WORK REQUEST
Restate all of the data precisely, omitting nothing.

--- DATA FOR ANALYSIS Enclosed Below ---
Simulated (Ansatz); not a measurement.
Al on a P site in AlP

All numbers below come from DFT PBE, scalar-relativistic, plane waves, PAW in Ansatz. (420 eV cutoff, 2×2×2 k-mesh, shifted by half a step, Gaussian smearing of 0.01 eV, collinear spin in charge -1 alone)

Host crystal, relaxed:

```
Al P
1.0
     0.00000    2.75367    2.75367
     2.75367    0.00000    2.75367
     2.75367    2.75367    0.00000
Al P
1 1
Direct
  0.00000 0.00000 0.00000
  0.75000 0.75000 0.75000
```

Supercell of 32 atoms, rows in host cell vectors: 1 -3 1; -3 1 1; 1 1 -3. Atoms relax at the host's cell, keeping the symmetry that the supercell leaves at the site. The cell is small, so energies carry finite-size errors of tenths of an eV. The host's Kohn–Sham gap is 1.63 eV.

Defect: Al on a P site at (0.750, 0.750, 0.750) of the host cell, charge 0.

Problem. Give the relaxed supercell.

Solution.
--- End of Enclosed DATA FOR ANALYSIS ---

RESULT
Simulated (Ansatz); not a measurement.
Al on a P site in AlP

All numbers below come from DFT PBE, scalar-relativistic, plane waves, PAW in Ansatz. (420 eV cutoff, 2×2×2 k-mesh, shifted by half a step, Gaussian smearing of 0.01 eV, collinear spin in charge -1 alone)

Host crystal, relaxed:

```
Al P
1.0
     0.00000    2.75367    2.75367
     2.75367    0.00000    2.75367
     2.75367    2.75367    0.00000
Al P
1 1
Direct
  0.00000 0.00000 0.00000
  0.75000 0.75000 0.75000
```

Supercell of 32 atoms, rows in host cell vectors: 1 -3 1; -3 1 1; 1 1 -3. Atoms relax at the host's cell, keeping the symmetry that the supercell leaves at the site. The cell is small, so energies carry finite-size errors of tenths of an eV. The host's Kohn–Sham gap is 1.63 eV.

Defect: Al on a P site at (0.750, 0.750, 0.750) of the host cell, charge 0.

Problem. Give the relaxed supercell.

Solution.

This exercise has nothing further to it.